● Dataset
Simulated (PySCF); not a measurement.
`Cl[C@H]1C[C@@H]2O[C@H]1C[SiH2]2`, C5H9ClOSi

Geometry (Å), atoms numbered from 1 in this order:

● Work instruction
Repeat each entry exactly.

● Solution
Simulated (PySCF); not a measurement.
`Cl[C@H]1C[C@@H]2O[C@H]1C[SiH2]2`, C5H9ClOSi

Geometry (Å), atoms numbered from 1 in this order:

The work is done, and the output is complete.